▶ _WORK REQUEST_:
Reproduce the listing below verbatim.

▶ _SOURCE INFORMATION_:
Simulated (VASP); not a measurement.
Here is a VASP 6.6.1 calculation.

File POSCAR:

▶ _TASK OUTPUT_:
Simulated (VASP); not a measurement.
Here is a VASP 6.6.1 calculation.

File POSCAR:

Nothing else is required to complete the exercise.